-- Required action --
What appears from the first line of the data below through the line containing "Values are calculated", both included, should be copied exactly, and nothing else.

-- Data to examine --
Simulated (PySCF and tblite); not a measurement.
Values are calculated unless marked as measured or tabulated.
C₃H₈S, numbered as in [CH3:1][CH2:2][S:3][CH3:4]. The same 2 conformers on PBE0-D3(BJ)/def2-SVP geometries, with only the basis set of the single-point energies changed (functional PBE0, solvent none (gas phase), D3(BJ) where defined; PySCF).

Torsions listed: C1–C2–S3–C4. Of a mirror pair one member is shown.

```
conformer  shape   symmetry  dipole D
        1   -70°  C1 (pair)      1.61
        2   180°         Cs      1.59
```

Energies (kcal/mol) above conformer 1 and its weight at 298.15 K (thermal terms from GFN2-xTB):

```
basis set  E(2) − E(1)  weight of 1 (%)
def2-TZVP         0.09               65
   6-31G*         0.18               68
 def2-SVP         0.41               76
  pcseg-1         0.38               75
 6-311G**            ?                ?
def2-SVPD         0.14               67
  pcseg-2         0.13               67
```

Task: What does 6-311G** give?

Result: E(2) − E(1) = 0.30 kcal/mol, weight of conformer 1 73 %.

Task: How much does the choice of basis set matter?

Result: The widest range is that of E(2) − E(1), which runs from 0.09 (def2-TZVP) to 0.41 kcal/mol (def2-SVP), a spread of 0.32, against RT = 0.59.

-- Task response --
Simulated (PySCF and tblite); not a measurement.
Values are calculated unless marked as measured or tabulated.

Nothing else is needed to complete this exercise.